▸ Activity
Print the records below exactly; all of them are needed.

- - -

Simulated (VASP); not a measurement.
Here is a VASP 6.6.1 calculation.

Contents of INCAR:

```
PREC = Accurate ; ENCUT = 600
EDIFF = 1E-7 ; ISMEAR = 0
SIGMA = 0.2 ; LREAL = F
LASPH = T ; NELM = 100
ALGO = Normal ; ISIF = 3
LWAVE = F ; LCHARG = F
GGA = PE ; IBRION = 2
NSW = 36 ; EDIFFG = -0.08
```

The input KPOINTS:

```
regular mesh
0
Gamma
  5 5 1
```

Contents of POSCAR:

- - -

▸ Exercise response
Simulated (VASP); not a measurement.
Here is a VASP 6.6.1 calculation.

Contents of INCAR:

```
PREC = Accurate ; ENCUT = 600
EDIFF = 1E-7 ; ISMEAR = 0
SIGMA = 0.2 ; LREAL = F
LASPH = T ; NELM = 100
ALGO = Normal ; ISIF = 3
LWAVE = F ; LCHARG = F
GGA = PE ; IBRION = 2
NSW = 36 ; EDIFFG = -0.08
```

The input KPOINTS:

```
regular mesh
0
Gamma
  5 5 1
```

Contents of POSCAR:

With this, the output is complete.